ASSIGNED TASK - Please restate verbatim the lines that open the listing below, ending with the line in which "What does it give for the relaxed cell?" occurs.

SOURCE MATERIAL -
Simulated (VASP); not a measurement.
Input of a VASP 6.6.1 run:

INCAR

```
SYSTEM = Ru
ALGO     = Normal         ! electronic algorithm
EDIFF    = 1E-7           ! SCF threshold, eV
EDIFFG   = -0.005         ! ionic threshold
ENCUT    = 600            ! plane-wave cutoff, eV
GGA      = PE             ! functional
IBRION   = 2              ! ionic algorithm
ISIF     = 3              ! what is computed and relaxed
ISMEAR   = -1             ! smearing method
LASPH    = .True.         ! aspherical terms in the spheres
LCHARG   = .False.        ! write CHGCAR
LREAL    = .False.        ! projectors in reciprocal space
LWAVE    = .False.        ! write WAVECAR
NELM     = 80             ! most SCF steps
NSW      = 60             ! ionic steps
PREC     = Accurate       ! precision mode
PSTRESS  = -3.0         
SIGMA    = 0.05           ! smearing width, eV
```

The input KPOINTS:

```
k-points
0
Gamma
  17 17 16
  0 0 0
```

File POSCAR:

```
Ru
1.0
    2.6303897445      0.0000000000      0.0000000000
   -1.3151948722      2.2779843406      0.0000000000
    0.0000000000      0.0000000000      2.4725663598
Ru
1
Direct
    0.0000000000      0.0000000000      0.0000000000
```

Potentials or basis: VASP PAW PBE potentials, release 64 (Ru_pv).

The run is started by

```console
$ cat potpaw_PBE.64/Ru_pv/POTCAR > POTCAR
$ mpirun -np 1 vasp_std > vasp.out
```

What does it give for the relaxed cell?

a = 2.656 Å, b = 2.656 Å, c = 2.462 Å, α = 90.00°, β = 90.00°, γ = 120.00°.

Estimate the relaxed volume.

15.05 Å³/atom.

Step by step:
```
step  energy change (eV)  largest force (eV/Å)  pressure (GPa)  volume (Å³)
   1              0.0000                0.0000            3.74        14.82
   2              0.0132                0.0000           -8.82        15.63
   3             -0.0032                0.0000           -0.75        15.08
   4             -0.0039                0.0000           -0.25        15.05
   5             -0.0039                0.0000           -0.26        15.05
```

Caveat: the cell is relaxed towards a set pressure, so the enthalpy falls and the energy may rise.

EXPECTED ANSWER -
Simulated (VASP); not a measurement.
Input of a VASP 6.6.1 run:

INCAR

```
SYSTEM = Ru
ALGO     = Normal         ! electronic algorithm
EDIFF    = 1E-7           ! SCF threshold, eV
EDIFFG   = -0.005         ! ionic threshold
ENCUT    = 600            ! plane-wave cutoff, eV
GGA      = PE             ! functional
IBRION   = 2              ! ionic algorithm
ISIF     = 3              ! what is computed and relaxed
ISMEAR   = -1             ! smearing method
LASPH    = .True.         ! aspherical terms in the spheres
LCHARG   = .False.        ! write CHGCAR
LREAL    = .False.        ! projectors in reciprocal space
LWAVE    = .False.        ! write WAVECAR
NELM     = 80             ! most SCF steps
NSW      = 60             ! ionic steps
PREC     = Accurate       ! precision mode
PSTRESS  = -3.0         
SIGMA    = 0.05           ! smearing width, eV
```

The input KPOINTS:

```
k-points
0
Gamma
  17 17 16
  0 0 0
```

File POSCAR:

```
Ru
1.0
    2.6303897445      0.0000000000      0.0000000000
   -1.3151948722      2.2779843406      0.0000000000
    0.0000000000      0.0000000000      2.4725663598
Ru
1
Direct
    0.0000000000      0.0000000000      0.0000000000
```

Potentials or basis: VASP PAW PBE potentials, release 64 (Ru_pv).

The run is started by

```console
$ cat potpaw_PBE.64/Ru_pv/POTCAR > POTCAR
$ mpirun -np 1 vasp_std > vasp.out
```

What does it give for the relaxed cell?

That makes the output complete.